- - - - - - -

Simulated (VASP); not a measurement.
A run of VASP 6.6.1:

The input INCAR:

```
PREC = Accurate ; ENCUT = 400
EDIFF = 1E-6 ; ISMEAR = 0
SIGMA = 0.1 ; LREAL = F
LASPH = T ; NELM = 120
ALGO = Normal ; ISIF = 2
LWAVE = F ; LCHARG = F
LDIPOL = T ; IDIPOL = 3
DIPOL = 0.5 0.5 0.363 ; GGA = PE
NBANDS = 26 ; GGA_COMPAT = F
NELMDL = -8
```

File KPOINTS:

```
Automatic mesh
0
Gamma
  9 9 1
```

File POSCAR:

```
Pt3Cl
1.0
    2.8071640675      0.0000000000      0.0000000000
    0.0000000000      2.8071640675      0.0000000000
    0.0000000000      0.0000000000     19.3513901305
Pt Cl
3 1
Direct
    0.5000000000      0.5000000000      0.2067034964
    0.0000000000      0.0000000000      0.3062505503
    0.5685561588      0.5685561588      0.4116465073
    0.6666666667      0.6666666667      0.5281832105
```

- - - - - - -

■ **Task item**: So that nothing is lost, return the listing exactly and completely.

■ **Exercise output**:
Simulated (VASP); not a measurement.
A run of VASP 6.6.1:

The input INCAR:

```
PREC = Accurate ; ENCUT = 400
EDIFF = 1E-6 ; ISMEAR = 0
SIGMA = 0.1 ; LREAL = F
LASPH = T ; NELM = 120
ALGO = Normal ; ISIF = 2
LWAVE = F ; LCHARG = F
LDIPOL = T ; IDIPOL = 3
DIPOL = 0.5 0.5 0.363 ; GGA = PE
NBANDS = 26 ; GGA_COMPAT = F
NELMDL = -8
```

File KPOINTS:

```
Automatic mesh
0
Gamma
  9 9 1
```

File POSCAR:

```
Pt3Cl
1.0
    2.8071640675      0.0000000000      0.0000000000
    0.0000000000      2.8071640675      0.0000000000
    0.0000000000      0.0000000000     19.3513901305
Pt Cl
3 1
Direct
    0.5000000000      0.5000000000      0.2067034964
    0.0000000000      0.0000000000      0.3062505503
    0.5685561588      0.5685561588      0.4116465073
    0.6666666667      0.6666666667      0.5281832105
```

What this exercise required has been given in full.